▶ _TASK ITEM_:
From the records below, extract only the lines running from the line with "Levels at points" to the line with "Run time: 34", both lines included, reproducing them exactly.

▶ _SUPPLIED ENTRIES_:
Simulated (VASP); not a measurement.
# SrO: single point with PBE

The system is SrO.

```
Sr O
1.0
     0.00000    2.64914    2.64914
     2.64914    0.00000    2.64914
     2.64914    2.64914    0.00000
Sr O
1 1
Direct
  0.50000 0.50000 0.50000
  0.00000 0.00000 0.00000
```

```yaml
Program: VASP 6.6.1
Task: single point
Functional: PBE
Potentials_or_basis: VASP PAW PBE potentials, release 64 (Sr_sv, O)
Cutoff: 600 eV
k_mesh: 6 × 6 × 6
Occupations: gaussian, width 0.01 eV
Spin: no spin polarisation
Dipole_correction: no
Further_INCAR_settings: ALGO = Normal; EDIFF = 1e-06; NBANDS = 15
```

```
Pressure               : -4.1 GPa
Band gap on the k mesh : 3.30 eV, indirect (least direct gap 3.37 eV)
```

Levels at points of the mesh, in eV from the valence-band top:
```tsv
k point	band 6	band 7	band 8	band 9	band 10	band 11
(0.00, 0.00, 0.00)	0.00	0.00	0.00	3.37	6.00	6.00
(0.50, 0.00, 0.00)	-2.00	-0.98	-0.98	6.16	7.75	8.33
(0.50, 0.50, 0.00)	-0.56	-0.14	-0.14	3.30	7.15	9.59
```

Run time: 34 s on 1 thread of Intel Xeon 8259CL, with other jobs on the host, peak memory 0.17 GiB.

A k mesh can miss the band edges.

▶ _YOUR RESPONSE_:
Levels at points of the mesh, in eV from the valence-band top:
```tsv
k point	band 6	band 7	band 8	band 9	band 10	band 11
(0.00, 0.00, 0.00)	0.00	0.00	0.00	3.37	6.00	6.00
(0.50, 0.00, 0.00)	-2.00	-0.98	-0.98	6.16	7.75	8.33
(0.50, 0.50, 0.00)	-0.56	-0.14	-0.14	3.30	7.15	9.59
```

Run time: 34 s on 1 thread of Intel Xeon 8259CL, with other jobs on the host, peak memory 0.17 GiB.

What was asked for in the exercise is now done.